### Brief
From the top of the records below, return each line exactly, ending with the line that contains "Sputter depth profiling".

====

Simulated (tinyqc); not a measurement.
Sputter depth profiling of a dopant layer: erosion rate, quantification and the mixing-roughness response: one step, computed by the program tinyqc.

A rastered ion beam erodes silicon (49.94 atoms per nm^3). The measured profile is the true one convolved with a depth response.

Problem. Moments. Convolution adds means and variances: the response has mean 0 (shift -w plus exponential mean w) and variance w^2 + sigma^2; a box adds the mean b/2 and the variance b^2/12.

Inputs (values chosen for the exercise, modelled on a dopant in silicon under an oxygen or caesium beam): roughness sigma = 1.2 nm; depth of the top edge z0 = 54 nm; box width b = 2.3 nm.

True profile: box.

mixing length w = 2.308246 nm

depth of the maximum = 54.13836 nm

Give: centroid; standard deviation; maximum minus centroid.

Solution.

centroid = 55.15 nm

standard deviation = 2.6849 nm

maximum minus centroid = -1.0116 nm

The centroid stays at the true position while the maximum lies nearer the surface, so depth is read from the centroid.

====

### Expected answer
Simulated (tinyqc); not a measurement.
Sputter depth profiling of a dopant layer: erosion rate, quantification and the mixing-roughness response: one step, computed by the program tinyqc.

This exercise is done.